Source information –
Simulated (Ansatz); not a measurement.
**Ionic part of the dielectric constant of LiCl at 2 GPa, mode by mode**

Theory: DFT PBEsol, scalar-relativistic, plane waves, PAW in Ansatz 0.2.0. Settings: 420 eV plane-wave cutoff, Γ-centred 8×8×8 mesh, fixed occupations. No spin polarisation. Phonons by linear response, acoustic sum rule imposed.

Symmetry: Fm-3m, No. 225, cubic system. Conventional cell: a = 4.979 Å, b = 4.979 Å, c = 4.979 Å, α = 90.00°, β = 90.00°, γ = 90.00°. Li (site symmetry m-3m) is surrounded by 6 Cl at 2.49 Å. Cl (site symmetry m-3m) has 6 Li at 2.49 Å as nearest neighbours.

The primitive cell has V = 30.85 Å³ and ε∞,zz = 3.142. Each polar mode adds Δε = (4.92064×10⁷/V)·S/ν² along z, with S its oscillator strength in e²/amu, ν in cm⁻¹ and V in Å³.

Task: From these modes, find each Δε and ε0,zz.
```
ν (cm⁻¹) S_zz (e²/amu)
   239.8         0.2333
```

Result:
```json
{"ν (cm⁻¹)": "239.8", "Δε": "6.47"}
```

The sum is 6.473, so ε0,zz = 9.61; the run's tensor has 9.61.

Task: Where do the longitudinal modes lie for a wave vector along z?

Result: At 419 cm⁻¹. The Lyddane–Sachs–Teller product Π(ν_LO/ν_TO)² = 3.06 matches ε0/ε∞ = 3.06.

Work request –
Although the records may continue, retype only the lines from the first one through the one containing "Theory: DFT PBEsol, scalar-relativistic, plane", exactly as they appear.

Task result –
Simulated (Ansatz); not a measurement.
**Ionic part of the dielectric constant of LiCl at 2 GPa, mode by mode**

Theory: DFT PBEsol, scalar-relativistic, plane waves, PAW in Ansatz 0.2.0. Settings: 420 eV plane-wave cutoff, Γ-centred 8×8×8 mesh, fixed occupations. No spin polarisation. Phonons by linear response, acoustic sum rule imposed.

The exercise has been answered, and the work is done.